• DATA FOR REVIEW:
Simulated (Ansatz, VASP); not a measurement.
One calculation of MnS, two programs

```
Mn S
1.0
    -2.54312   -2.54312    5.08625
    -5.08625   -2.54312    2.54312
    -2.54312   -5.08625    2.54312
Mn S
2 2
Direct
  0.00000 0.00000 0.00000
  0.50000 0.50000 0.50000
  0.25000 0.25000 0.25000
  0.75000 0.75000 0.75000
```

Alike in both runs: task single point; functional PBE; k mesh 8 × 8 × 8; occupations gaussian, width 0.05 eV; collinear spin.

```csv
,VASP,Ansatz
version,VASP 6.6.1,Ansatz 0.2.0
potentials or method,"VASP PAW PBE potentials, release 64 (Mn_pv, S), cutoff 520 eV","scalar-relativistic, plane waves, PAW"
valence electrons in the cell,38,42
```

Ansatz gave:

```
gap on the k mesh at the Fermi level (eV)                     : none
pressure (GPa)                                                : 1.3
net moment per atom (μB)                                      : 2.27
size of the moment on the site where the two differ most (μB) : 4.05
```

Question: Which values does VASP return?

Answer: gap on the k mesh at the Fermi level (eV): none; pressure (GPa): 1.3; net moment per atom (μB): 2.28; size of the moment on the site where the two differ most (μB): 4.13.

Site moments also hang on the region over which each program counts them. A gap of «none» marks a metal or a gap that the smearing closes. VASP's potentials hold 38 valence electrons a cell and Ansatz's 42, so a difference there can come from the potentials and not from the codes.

• REQUIREMENT: Everything in the listing must be written out again without any change.

• RESULT:
Simulated (Ansatz, VASP); not a measurement.
One calculation of MnS, two programs

```
Mn S
1.0
    -2.54312   -2.54312    5.08625
    -5.08625   -2.54312    2.54312
    -2.54312   -5.08625    2.54312
Mn S
2 2
Direct
  0.00000 0.00000 0.00000
  0.50000 0.50000 0.50000
  0.25000 0.25000 0.25000
  0.75000 0.75000 0.75000
```

Alike in both runs: task single point; functional PBE; k mesh 8 × 8 × 8; occupations gaussian, width 0.05 eV; collinear spin.

```csv
,VASP,Ansatz
version,VASP 6.6.1,Ansatz 0.2.0
potentials or method,"VASP PAW PBE potentials, release 64 (Mn_pv, S), cutoff 520 eV","scalar-relativistic, plane waves, PAW"
valence electrons in the cell,38,42
```

Ansatz gave:

```
gap on the k mesh at the Fermi level (eV)                     : none
pressure (GPa)                                                : 1.3
net moment per atom (μB)                                      : 2.27
size of the moment on the site where the two differ most (μB) : 4.05
```

Question: Which values does VASP return?

Answer: gap on the k mesh at the Fermi level (eV): none; pressure (GPa): 1.3; net moment per atom (μB): 2.28; size of the moment on the site where the two differ most (μB): 4.13.

Site moments also hang on the region over which each program counts them. A gap of «none» marks a metal or a gap that the smearing closes. VASP's potentials hold 38 valence electrons a cell and Ansatz's 42, so a difference there can come from the potentials and not from the codes.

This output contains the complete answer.